**EXERCISE**. Set down, please, without alteration, the lines of the entries below from the first through the one containing "A start named".

--- START ---

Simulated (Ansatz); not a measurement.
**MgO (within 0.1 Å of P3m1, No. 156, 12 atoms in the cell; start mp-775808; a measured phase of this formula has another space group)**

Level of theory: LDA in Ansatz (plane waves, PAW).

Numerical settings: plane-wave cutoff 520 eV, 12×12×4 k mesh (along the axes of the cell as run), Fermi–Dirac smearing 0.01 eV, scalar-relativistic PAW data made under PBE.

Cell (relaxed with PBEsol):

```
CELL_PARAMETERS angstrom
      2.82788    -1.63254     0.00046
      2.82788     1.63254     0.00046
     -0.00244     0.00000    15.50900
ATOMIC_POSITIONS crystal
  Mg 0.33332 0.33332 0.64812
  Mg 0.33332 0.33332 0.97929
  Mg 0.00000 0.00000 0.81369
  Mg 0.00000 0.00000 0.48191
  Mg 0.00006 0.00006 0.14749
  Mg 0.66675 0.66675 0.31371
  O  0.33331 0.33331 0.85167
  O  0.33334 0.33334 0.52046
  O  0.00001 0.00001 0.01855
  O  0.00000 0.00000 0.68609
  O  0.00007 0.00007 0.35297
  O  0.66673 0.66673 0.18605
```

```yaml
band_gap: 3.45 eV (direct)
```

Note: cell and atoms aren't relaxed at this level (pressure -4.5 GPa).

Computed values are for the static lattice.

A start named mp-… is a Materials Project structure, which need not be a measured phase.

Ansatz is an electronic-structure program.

--- END ---

**RESPONSE AREA**.
Simulated (Ansatz); not a measurement.
**MgO (within 0.1 Å of P3m1, No. 156, 12 atoms in the cell; start mp-775808; a measured phase of this formula has another space group)**

Level of theory: LDA in Ansatz (plane waves, PAW).

Numerical settings: plane-wave cutoff 520 eV, 12×12×4 k mesh (along the axes of the cell as run), Fermi–Dirac smearing 0.01 eV, scalar-relativistic PAW data made under PBE.

Cell (relaxed with PBEsol):

```
CELL_PARAMETERS angstrom
      2.82788    -1.63254     0.00046
      2.82788     1.63254     0.00046
     -0.00244     0.00000    15.50900
ATOMIC_POSITIONS crystal
  Mg 0.33332 0.33332 0.64812
  Mg 0.33332 0.33332 0.97929
  Mg 0.00000 0.00000 0.81369
  Mg 0.00000 0.00000 0.48191
  Mg 0.00006 0.00006 0.14749
  Mg 0.66675 0.66675 0.31371
  O  0.33331 0.33331 0.85167
  O  0.33334 0.33334 0.52046
  O  0.00001 0.00001 0.01855
  O  0.00000 0.00000 0.68609
  O  0.00007 0.00007 0.35297
  O  0.66673 0.66673 0.18605
```

```yaml
band_gap: 3.45 eV (direct)
```

Note: cell and atoms aren't relaxed at this level (pressure -4.5 GPa).

Computed values are for the static lattice.

A start named mp-… is a Materials Project structure, which need not be a measured phase.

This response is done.